**Action item:**
Return exactly and only these lines: the first of the listing through the one containing "Al₃GaN₄ (wurtzite random alloy, strained, atoms".

Source material: Begin

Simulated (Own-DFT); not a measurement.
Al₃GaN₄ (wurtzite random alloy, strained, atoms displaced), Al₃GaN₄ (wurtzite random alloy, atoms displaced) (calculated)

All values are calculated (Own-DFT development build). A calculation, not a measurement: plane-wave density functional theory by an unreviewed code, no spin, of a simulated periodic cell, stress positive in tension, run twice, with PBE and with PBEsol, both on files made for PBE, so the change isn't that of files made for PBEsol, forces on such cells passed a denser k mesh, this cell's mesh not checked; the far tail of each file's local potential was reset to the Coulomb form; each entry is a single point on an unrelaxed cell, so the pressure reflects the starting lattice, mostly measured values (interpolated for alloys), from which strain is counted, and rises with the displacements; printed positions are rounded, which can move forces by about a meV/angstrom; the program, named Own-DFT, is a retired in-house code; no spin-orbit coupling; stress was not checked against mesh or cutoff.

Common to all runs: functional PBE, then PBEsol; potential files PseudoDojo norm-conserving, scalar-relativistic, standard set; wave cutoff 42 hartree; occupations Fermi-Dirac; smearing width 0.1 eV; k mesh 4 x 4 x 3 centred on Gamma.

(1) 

Source material: End

**Exercise answer:**
Simulated (Own-DFT); not a measurement.
Al₃GaN₄ (wurtzite random alloy, strained, atoms displaced), Al₃GaN₄ (wurtzite random alloy, atoms displaced) (calculated)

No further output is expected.